* Brief *
Transcribe exactly each line of the entries, from the opening line to the line with "The cell comes", with both of those lines included.

* Supplied material *
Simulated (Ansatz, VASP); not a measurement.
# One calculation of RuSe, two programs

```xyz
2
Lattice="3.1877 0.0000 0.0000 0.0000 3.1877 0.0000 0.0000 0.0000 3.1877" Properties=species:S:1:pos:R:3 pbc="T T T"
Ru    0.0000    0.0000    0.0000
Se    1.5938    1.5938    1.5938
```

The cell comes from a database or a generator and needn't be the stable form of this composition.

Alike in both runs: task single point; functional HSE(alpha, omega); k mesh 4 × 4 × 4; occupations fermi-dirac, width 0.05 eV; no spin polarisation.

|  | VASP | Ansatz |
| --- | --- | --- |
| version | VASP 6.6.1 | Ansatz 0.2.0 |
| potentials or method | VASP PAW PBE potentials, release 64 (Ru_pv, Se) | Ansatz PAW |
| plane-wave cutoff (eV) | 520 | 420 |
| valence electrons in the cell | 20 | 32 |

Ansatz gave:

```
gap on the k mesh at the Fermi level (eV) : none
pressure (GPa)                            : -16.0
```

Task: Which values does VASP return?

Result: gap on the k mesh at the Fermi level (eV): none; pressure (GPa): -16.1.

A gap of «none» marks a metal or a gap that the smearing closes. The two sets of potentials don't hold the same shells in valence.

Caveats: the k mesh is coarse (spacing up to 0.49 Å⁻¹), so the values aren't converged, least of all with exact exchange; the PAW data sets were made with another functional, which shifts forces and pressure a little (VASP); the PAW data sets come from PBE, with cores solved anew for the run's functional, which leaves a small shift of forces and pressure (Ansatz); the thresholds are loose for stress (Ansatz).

* Response area *
Simulated (Ansatz, VASP); not a measurement.
# One calculation of RuSe, two programs

```xyz
2
Lattice="3.1877 0.0000 0.0000 0.0000 3.1877 0.0000 0.0000 0.0000 3.1877" Properties=species:S:1:pos:R:3 pbc="T T T"
Ru    0.0000    0.0000    0.0000
Se    1.5938    1.5938    1.5938
```

The cell comes from a database or a generator and needn't be the stable form of this composition.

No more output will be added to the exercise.